Every entry below is to be copied exactly, with nothing left out.

::::::::::

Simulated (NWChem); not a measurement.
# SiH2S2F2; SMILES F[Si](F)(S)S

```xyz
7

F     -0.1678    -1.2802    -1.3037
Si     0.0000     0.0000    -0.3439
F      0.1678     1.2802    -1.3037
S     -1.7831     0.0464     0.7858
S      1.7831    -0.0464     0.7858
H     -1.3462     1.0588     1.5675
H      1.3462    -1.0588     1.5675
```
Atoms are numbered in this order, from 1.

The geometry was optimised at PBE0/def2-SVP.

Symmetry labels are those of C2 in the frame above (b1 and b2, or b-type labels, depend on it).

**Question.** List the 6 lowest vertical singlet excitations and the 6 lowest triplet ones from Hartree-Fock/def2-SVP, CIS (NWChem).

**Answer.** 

::::::::::

* **Response**
Simulated (NWChem); not a measurement.
# SiH2S2F2; SMILES F[Si](F)(S)S

```xyz
7

F     -0.1678    -1.2802    -1.3037
Si     0.0000     0.0000    -0.3439
F      0.1678     1.2802    -1.3037
S     -1.7831     0.0464     0.7858
S      1.7831    -0.0464     0.7858
H     -1.3462     1.0588     1.5675
H      1.3462    -1.0588     1.5675
```
Atoms are numbered in this order, from 1.

The geometry was optimised at PBE0/def2-SVP.

Symmetry labels are those of C2 in the frame above (b1 and b2, or b-type labels, depend on it).

**Question.** List the 6 lowest vertical singlet excitations and the 6 lowest triplet ones from Hartree-Fock/def2-SVP, CIS (NWChem).

**Answer.** 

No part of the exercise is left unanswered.